ASSIGNED TASK:
Copy exactly the lines of the material below that run from the one containing "Triplets (Tamm–Dancoff): T1" through the one containing "Solution. C. CAM-B3LYP". Copy no other lines.

━━━━━ SOURCE INFORMATION ━━━━━
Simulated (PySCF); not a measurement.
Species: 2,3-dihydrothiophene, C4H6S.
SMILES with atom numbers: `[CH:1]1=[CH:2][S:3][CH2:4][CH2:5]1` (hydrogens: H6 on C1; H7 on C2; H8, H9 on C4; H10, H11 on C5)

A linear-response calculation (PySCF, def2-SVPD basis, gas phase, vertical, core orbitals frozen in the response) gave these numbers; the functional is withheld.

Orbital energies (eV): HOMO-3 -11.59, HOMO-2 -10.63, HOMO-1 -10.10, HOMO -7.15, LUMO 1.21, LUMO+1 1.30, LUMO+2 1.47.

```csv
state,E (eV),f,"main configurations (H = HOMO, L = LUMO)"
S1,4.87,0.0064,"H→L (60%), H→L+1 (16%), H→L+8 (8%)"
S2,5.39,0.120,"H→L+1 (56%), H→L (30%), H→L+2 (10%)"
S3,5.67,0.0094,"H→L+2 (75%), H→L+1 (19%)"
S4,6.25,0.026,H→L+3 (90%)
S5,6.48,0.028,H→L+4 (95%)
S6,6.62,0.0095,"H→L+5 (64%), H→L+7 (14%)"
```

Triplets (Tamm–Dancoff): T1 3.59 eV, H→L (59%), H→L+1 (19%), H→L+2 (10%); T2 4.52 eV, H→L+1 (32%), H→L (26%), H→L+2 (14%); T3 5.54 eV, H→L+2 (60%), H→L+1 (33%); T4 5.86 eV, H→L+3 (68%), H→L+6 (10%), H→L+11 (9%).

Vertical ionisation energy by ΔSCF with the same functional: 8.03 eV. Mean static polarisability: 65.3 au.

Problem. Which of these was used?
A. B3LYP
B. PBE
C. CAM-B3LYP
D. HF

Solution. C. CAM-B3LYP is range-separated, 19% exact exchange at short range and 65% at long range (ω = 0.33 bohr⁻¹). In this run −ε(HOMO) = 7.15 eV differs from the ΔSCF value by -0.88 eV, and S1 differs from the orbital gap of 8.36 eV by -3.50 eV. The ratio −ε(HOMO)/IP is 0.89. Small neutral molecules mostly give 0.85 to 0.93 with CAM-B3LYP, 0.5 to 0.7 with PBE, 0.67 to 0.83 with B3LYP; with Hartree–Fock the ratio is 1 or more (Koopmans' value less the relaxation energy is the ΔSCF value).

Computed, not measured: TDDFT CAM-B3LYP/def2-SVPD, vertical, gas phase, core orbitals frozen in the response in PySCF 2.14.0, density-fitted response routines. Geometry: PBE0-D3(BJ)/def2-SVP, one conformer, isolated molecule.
━━━━━

EXERCISE ANSWER:
Triplets (Tamm–Dancoff): T1 3.59 eV, H→L (59%), H→L+1 (19%), H→L+2 (10%); T2 4.52 eV, H→L+1 (32%), H→L (26%), H→L+2 (14%); T3 5.54 eV, H→L+2 (60%), H→L+1 (33%); T4 5.86 eV, H→L+3 (68%), H→L+6 (10%), H→L+11 (9%).

Vertical ionisation energy by ΔSCF with the same functional: 8.03 eV. Mean static polarisability: 65.3 au.

Problem. Which of these was used?
A. B3LYP
B. PBE
C. CAM-B3LYP
D. HF

Solution. C. CAM-B3LYP is range-separated, 19% exact exchange at short range and 65% at long range (ω = 0.33 bohr⁻¹). In this run −ε(HOMO) = 7.15 eV differs from the ΔSCF value by -0.88 eV, and S1 differs from the orbital gap of 8.36 eV by -3.50 eV. The ratio −ε(HOMO)/IP is 0.89. Small neutral molecules mostly give 0.85 to 0.93 with CAM-B3LYP, 0.5 to 0.7 with PBE, 0.67 to 0.83 with B3LYP; with Hartree–Fock the ratio is 1 or more (Koopmans' value less the relaxation energy is the ΔSCF value).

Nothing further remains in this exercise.